» **Task item**
Please print the whole listing below exactly as it stands.

» **Given data**
***
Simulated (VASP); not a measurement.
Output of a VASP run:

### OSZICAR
***

» **Written answer**
Simulated (VASP); not a measurement.
Output of a VASP run:

### OSZICAR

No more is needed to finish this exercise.